= MATERIAL PROVIDED =
[Start of Attachment]

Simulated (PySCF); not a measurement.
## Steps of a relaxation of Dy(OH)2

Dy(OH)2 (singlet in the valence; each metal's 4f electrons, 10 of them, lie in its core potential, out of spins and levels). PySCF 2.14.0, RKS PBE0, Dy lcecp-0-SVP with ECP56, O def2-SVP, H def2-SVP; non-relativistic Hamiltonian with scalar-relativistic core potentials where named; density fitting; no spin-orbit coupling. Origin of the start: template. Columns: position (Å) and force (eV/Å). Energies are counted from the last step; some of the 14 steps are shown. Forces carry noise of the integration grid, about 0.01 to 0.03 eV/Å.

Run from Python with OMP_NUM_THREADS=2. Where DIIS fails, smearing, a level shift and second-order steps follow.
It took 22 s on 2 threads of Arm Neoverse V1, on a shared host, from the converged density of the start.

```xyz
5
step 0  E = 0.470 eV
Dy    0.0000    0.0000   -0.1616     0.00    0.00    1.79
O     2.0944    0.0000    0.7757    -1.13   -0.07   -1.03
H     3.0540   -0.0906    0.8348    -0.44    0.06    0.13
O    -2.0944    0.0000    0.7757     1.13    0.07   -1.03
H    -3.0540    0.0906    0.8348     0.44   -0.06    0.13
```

[End of Attachment]

Retype every line up to and including the one that contains "## Steps of a relaxation of Dy(OH)2", beginning at the first line of the records, with no edits.

Simulated (PySCF); not a measurement.
## Steps of a relaxation of Dy(OH)2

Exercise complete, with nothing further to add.